= = = = =
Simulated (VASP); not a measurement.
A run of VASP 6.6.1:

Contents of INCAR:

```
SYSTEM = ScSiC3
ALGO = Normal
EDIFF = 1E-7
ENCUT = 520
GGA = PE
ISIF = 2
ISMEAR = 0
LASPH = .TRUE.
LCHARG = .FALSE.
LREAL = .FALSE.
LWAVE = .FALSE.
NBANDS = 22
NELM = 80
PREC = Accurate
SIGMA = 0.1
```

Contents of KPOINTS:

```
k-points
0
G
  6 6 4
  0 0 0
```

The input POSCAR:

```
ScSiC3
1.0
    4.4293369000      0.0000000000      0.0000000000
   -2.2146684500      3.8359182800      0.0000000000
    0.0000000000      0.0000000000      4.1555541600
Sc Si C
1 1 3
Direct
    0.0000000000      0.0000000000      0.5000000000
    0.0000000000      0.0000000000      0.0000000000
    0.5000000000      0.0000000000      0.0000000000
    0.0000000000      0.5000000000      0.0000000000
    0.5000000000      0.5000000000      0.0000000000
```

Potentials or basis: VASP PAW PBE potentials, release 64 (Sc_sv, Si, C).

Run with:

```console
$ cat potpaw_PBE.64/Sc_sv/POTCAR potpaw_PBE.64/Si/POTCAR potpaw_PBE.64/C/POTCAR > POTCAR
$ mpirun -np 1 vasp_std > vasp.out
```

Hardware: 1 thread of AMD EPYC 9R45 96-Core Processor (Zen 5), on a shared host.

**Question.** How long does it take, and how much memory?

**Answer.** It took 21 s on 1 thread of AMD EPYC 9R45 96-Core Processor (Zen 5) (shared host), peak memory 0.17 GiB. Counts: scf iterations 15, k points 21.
= = = = =

[WORK REQUEST] Return the entries exactly through the "how much memory?" line.

[EXERCISE ANSWER]
Simulated (VASP); not a measurement.
A run of VASP 6.6.1:

Contents of INCAR:

```
SYSTEM = ScSiC3
ALGO = Normal
EDIFF = 1E-7
ENCUT = 520
GGA = PE
ISIF = 2
ISMEAR = 0
LASPH = .TRUE.
LCHARG = .FALSE.
LREAL = .FALSE.
LWAVE = .FALSE.
NBANDS = 22
NELM = 80
PREC = Accurate
SIGMA = 0.1
```

Contents of KPOINTS:

```
k-points
0
G
  6 6 4
  0 0 0
```

The input POSCAR:

```
ScSiC3
1.0
    4.4293369000      0.0000000000      0.0000000000
   -2.2146684500      3.8359182800      0.0000000000
    0.0000000000      0.0000000000      4.1555541600
Sc Si C
1 1 3
Direct
    0.0000000000      0.0000000000      0.5000000000
    0.0000000000      0.0000000000      0.0000000000
    0.5000000000      0.0000000000      0.0000000000
    0.0000000000      0.5000000000      0.0000000000
    0.5000000000      0.5000000000      0.0000000000
```

Potentials or basis: VASP PAW PBE potentials, release 64 (Sc_sv, Si, C).

Run with:

```console
$ cat potpaw_PBE.64/Sc_sv/POTCAR potpaw_PBE.64/Si/POTCAR potpaw_PBE.64/C/POTCAR > POTCAR
$ mpirun -np 1 vasp_std > vasp.out
```

Hardware: 1 thread of AMD EPYC 9R45 96-Core Processor (Zen 5), on a shared host.

**Question.** How long does it take, and how much memory?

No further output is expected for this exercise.